**EXTRACTED RECORDS**
==============================

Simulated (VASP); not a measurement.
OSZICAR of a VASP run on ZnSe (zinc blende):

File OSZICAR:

==============================

**WORK REQUEST**
Repeat the data in its entirety, word for word.

**WRITTEN RESPONSE**
Simulated (VASP); not a measurement.
OSZICAR of a VASP run on ZnSe (zinc blende):

File OSZICAR:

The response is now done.